Segment Start: DATA TO EXAMINE
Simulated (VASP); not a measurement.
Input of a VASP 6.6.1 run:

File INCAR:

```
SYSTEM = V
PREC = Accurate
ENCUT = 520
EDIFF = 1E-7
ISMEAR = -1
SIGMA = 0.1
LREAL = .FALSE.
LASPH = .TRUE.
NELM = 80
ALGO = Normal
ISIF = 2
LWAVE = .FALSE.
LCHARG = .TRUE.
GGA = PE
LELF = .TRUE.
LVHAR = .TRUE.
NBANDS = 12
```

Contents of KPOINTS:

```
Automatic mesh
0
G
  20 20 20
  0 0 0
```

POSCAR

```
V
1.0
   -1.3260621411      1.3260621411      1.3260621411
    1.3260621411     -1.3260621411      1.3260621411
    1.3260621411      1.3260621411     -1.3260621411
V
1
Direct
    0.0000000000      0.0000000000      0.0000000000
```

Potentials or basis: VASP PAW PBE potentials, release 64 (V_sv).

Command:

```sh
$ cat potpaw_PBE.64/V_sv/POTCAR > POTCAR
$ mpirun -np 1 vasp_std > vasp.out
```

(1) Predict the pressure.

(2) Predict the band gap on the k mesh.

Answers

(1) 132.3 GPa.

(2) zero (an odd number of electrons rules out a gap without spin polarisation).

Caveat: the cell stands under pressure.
Segment End: DATA TO EXAMINE

ASSIGNED TASK -
Print, exactly as written, the first line of the records above and each line after it until the line with "(2) zero (an", which is printed too.

EXERCISE RESPONSE -
Simulated (VASP); not a measurement.
Input of a VASP 6.6.1 run:

File INCAR:

```
SYSTEM = V
PREC = Accurate
ENCUT = 520
EDIFF = 1E-7
ISMEAR = -1
SIGMA = 0.1
LREAL = .FALSE.
LASPH = .TRUE.
NELM = 80
ALGO = Normal
ISIF = 2
LWAVE = .FALSE.
LCHARG = .TRUE.
GGA = PE
LELF = .TRUE.
LVHAR = .TRUE.
NBANDS = 12
```

Contents of KPOINTS:

```
Automatic mesh
0
G
  20 20 20
  0 0 0
```

POSCAR

```
V
1.0
   -1.3260621411      1.3260621411      1.3260621411
    1.3260621411     -1.3260621411      1.3260621411
    1.3260621411      1.3260621411     -1.3260621411
V
1
Direct
    0.0000000000      0.0000000000      0.0000000000
```

Potentials or basis: VASP PAW PBE potentials, release 64 (V_sv).

Command:

```sh
$ cat potpaw_PBE.64/V_sv/POTCAR > POTCAR
$ mpirun -np 1 vasp_std > vasp.out
```

(1) Predict the pressure.

(2) Predict the band gap on the k mesh.

Answers

(1) 132.3 GPa.

(2) zero (an odd number of electrons rules out a gap without spin polarisation).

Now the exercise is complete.